● Requirement:
Write out the data once more, exactly as it reads.

#####

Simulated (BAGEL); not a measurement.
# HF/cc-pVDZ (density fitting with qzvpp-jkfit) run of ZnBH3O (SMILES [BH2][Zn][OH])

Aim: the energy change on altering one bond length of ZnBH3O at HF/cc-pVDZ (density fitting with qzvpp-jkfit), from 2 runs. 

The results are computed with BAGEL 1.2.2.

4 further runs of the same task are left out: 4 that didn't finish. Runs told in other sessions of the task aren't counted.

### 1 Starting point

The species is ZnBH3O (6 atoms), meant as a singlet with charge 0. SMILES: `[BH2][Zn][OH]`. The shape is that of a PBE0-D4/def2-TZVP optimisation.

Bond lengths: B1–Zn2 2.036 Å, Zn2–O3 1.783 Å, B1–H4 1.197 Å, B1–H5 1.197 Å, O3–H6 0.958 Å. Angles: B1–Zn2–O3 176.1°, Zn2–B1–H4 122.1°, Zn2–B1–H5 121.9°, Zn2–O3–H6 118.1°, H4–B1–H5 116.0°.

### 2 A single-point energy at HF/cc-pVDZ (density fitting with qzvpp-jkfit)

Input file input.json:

#####

● Problem solution:
Simulated (BAGEL); not a measurement.
# HF/cc-pVDZ (density fitting with qzvpp-jkfit) run of ZnBH3O (SMILES [BH2][Zn][OH])

Aim: the energy change on altering one bond length of ZnBH3O at HF/cc-pVDZ (density fitting with qzvpp-jkfit), from 2 runs. 

The results are computed with BAGEL 1.2.2.

4 further runs of the same task are left out: 4 that didn't finish. Runs told in other sessions of the task aren't counted.

### 1 Starting point

The species is ZnBH3O (6 atoms), meant as a singlet with charge 0. SMILES: `[BH2][Zn][OH]`. The shape is that of a PBE0-D4/def2-TZVP optimisation.

Bond lengths: B1–Zn2 2.036 Å, Zn2–O3 1.783 Å, B1–H4 1.197 Å, B1–H5 1.197 Å, O3–H6 0.958 Å. Angles: B1–Zn2–O3 176.1°, Zn2–B1–H4 122.1°, Zn2–B1–H5 121.9°, Zn2–O3–H6 118.1°, H4–B1–H5 116.0°.

### 2 A single-point energy at HF/cc-pVDZ (density fitting with qzvpp-jkfit)

Input file input.json:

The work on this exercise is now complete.